• • • • • • •
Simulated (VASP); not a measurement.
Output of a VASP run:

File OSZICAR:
• • • • • • •

* **Work item**:
Go through the records above and copy each one exactly.

* **Expected answer**:
Simulated (VASP); not a measurement.
Output of a VASP run:

File OSZICAR:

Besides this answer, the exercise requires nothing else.